## Work request
Please copy out the records that follow exactly as they stand.

## Dataset extract
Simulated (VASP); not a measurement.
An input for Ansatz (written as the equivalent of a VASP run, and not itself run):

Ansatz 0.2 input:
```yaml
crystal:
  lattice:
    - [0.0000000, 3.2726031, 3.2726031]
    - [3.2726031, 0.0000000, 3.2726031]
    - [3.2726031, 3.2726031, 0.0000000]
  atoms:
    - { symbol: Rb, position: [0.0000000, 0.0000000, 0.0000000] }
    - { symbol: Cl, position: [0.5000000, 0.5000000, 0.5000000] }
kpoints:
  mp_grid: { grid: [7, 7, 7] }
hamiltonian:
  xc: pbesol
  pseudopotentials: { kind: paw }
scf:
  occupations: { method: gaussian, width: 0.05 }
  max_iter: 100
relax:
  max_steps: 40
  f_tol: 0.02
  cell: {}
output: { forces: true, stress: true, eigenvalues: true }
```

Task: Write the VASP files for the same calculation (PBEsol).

## Worked solution
Simulated (VASP); not a measurement.
An input for Ansatz (written as the equivalent of a VASP run, and not itself run):

Ansatz 0.2 input:
```yaml
crystal:
  lattice:
    - [0.0000000, 3.2726031, 3.2726031]
    - [3.2726031, 0.0000000, 3.2726031]
    - [3.2726031, 3.2726031, 0.0000000]
  atoms:
    - { symbol: Rb, position: [0.0000000, 0.0000000, 0.0000000] }
    - { symbol: Cl, position: [0.5000000, 0.5000000, 0.5000000] }
kpoints:
  mp_grid: { grid: [7, 7, 7] }
hamiltonian:
  xc: pbesol
  pseudopotentials: { kind: paw }
scf:
  occupations: { method: gaussian, width: 0.05 }
  max_iter: 100
relax:
  max_steps: 40
  f_tol: 0.02
  cell: {}
output: { forces: true, stress: true, eigenvalues: true }
```

Task: Write the VASP files for the same calculation (PBEsol).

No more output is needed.